**Action item**. Word for word, restate the entries below from their first line through the line that contains "Figure. Equilibrium gas".

◆ ◆ ◆ ◆

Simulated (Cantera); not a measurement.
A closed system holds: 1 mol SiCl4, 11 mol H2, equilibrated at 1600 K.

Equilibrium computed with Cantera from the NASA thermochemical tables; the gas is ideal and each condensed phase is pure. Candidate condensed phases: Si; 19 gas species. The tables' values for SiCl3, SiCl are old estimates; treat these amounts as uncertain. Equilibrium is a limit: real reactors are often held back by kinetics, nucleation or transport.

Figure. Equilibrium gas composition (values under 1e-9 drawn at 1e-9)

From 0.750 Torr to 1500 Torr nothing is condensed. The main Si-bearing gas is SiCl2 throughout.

◆ ◆ ◆ ◆

**Answer section**.
Simulated (Cantera); not a measurement.
A closed system holds: 1 mol SiCl4, 11 mol H2, equilibrated at 1600 K.

Equilibrium computed with Cantera from the NASA thermochemical tables; the gas is ideal and each condensed phase is pure. Candidate condensed phases: Si; 19 gas species. The tables' values for SiCl3, SiCl are old estimates; treat these amounts as uncertain. Equilibrium is a limit: real reactors are often held back by kinetics, nucleation or transport.

Figure. Equilibrium gas composition (values under 1e-9 drawn at 1e-9)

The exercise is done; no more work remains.